--- --- ---

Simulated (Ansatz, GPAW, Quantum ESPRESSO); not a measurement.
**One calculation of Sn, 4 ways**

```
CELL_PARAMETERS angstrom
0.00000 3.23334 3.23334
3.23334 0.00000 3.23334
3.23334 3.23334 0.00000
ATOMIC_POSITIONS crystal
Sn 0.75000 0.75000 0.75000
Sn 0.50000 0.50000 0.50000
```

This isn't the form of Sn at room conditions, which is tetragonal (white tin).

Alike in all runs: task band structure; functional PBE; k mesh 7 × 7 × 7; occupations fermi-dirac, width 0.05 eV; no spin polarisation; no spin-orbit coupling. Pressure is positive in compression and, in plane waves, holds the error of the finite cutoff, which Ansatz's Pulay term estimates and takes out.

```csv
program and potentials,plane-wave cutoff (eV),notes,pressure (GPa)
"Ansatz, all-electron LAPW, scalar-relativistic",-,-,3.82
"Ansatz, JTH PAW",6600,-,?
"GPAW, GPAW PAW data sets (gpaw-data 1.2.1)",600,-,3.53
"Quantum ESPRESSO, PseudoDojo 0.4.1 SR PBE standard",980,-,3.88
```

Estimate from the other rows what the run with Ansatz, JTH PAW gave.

--- --- ---

**Work order**
Give back every record exactly.

**Response**
Simulated (Ansatz, GPAW, Quantum ESPRESSO); not a measurement.
**One calculation of Sn, 4 ways**

```
CELL_PARAMETERS angstrom
0.00000 3.23334 3.23334
3.23334 0.00000 3.23334
3.23334 3.23334 0.00000
ATOMIC_POSITIONS crystal
Sn 0.75000 0.75000 0.75000
Sn 0.50000 0.50000 0.50000
```

This isn't the form of Sn at room conditions, which is tetragonal (white tin).

Alike in all runs: task band structure; functional PBE; k mesh 7 × 7 × 7; occupations fermi-dirac, width 0.05 eV; no spin polarisation; no spin-orbit coupling. Pressure is positive in compression and, in plane waves, holds the error of the finite cutoff, which Ansatz's Pulay term estimates and takes out.

```csv
program and potentials,plane-wave cutoff (eV),notes,pressure (GPa)
"Ansatz, all-electron LAPW, scalar-relativistic",-,-,3.82
"Ansatz, JTH PAW",6600,-,?
"GPAW, GPAW PAW data sets (gpaw-data 1.2.1)",600,-,3.53
"Quantum ESPRESSO, PseudoDojo 0.4.1 SR PBE standard",980,-,3.88
```

Estimate from the other rows what the run with Ansatz, JTH PAW gave.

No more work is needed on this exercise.